[Start of section]

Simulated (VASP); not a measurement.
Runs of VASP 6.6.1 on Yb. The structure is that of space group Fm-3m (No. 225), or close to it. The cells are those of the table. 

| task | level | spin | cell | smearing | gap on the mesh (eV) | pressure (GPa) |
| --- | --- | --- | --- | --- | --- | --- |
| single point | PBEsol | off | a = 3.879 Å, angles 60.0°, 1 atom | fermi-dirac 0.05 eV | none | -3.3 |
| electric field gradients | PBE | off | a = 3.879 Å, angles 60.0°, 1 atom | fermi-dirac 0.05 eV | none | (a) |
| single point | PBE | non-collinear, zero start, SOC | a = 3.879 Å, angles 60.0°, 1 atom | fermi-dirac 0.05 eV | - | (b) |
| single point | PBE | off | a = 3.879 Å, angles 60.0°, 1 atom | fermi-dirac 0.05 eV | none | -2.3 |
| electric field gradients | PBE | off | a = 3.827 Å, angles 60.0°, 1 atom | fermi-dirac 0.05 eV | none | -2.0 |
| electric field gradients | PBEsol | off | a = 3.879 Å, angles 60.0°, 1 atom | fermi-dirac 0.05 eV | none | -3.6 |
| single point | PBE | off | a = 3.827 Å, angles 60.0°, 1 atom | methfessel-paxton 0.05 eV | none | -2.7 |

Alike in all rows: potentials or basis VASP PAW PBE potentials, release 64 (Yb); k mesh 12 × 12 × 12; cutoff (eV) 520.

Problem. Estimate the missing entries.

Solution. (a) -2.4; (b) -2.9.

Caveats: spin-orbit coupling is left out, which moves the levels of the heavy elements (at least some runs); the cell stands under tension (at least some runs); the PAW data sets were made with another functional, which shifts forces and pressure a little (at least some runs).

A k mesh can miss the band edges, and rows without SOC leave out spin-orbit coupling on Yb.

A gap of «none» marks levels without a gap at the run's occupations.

[End of section]

(Work instruction)
Could you restate, word for word, the lines above from the one with "none | -3.3 |" to the one with "none | -2.3 |", both included?

(Answer section)
| single point | PBEsol | off | a = 3.879 Å, angles 60.0°, 1 atom | fermi-dirac 0.05 eV | none | -3.3 |
| electric field gradients | PBE | off | a = 3.879 Å, angles 60.0°, 1 atom | fermi-dirac 0.05 eV | none | (a) |
| single point | PBE | non-collinear, zero start, SOC | a = 3.879 Å, angles 60.0°, 1 atom | fermi-dirac 0.05 eV | - | (b) |
| single point | PBE | off | a = 3.879 Å, angles 60.0°, 1 atom | fermi-dirac 0.05 eV | none | -2.3 |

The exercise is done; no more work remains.